^^^^^^^^

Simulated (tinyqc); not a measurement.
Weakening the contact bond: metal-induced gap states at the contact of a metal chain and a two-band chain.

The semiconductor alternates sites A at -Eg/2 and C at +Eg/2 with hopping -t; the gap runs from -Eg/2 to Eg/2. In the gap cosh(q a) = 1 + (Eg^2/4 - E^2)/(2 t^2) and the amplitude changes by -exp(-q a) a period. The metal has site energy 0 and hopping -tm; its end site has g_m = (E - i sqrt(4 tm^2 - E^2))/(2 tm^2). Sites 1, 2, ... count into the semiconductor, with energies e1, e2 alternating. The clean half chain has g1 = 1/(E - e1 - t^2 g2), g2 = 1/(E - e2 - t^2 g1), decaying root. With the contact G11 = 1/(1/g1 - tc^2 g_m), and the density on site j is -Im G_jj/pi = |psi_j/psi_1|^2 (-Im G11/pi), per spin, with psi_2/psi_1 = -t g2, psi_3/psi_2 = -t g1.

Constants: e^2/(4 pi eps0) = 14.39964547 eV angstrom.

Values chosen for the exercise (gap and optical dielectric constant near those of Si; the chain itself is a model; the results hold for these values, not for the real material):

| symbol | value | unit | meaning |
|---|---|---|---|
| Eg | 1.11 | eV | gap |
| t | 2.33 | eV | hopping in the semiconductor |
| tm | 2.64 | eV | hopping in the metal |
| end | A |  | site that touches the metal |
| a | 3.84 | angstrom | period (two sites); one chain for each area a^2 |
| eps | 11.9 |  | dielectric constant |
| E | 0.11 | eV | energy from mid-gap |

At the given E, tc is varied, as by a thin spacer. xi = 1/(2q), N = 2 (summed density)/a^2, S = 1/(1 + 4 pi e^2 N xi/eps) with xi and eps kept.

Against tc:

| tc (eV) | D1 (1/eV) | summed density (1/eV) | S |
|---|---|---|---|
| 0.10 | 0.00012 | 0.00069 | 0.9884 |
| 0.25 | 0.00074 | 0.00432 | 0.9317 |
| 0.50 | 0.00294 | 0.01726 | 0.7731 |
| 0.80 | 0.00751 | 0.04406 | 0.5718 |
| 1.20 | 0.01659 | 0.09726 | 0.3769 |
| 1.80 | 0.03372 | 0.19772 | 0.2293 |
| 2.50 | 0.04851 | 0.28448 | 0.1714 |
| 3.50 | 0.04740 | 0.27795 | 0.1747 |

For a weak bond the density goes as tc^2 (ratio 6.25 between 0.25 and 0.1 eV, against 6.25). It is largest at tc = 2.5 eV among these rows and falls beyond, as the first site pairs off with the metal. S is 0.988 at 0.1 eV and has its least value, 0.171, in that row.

^^^^^^^^

* [Brief]:
From the data above, return every line from the line that has "0.00432 | 0.9317 |" up to and including the line that has "0.27795 | 0.1747 |", exactly.

* [Written reply]:
| 0.25 | 0.00074 | 0.00432 | 0.9317 |
| 0.50 | 0.00294 | 0.01726 | 0.7731 |
| 0.80 | 0.00751 | 0.04406 | 0.5718 |
| 1.20 | 0.01659 | 0.09726 | 0.3769 |
| 1.80 | 0.03372 | 0.19772 | 0.2293 |
| 2.50 | 0.04851 | 0.28448 | 0.1714 |
| 3.50 | 0.04740 | 0.27795 | 0.1747 |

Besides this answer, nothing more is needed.